Records provided:
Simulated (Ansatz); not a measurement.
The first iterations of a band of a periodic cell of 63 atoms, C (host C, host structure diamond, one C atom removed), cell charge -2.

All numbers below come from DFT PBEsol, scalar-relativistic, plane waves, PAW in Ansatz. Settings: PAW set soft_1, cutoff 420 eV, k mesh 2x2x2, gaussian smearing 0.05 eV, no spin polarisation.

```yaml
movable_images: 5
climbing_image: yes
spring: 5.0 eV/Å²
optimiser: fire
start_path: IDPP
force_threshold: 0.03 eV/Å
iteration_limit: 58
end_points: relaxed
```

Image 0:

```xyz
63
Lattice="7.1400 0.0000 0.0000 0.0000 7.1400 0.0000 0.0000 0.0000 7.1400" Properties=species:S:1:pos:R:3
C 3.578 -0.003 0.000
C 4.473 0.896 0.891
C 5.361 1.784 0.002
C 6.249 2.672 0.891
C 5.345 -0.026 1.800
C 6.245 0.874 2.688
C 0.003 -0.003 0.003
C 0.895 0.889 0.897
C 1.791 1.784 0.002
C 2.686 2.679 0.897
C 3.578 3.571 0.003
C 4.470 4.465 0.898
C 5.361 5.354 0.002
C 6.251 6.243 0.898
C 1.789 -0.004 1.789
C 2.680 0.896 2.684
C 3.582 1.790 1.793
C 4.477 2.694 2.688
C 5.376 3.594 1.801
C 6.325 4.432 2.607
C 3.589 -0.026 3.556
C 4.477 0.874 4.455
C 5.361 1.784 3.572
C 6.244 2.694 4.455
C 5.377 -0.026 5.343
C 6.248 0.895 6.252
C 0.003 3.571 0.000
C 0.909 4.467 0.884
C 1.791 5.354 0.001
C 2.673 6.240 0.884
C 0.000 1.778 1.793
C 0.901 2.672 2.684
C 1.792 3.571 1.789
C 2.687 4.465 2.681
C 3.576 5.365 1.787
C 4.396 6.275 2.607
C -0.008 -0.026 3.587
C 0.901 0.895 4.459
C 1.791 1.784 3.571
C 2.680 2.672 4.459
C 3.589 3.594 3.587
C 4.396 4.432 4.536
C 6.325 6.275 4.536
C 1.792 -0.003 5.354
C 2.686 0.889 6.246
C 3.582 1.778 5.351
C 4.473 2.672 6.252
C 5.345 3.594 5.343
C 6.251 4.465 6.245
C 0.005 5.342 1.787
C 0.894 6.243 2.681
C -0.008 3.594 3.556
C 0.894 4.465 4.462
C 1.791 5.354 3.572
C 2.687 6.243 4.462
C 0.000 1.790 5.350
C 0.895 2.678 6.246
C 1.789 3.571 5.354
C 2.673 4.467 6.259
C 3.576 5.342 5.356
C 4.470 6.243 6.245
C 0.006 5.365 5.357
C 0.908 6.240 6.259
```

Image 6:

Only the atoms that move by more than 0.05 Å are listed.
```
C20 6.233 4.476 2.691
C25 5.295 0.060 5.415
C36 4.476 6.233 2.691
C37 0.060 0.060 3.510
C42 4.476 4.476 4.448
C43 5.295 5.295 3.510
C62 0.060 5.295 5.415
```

Work instruction:
Through the line that contains "The first iterations", copy the material above exactly, beginning at its first line and including nothing more.

Task solution:
Simulated (Ansatz); not a measurement.
The first iterations of a band of a periodic cell of 63 atoms, C (host C, host structure diamond, one C atom removed), cell charge -2.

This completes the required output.